**ACTION ITEM:**
Print every one of the records verbatim, omitting nothing.

**DATA:**
________________
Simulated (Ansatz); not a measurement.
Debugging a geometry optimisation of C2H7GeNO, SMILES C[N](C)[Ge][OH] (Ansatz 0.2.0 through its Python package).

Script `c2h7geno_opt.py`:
________________

**ANSWER BOX:**
Simulated (Ansatz); not a measurement.
Debugging a geometry optimisation of C2H7GeNO, SMILES C[N](C)[Ge][OH] (Ansatz 0.2.0 through its Python package).

Script `c2h7geno_opt.py`:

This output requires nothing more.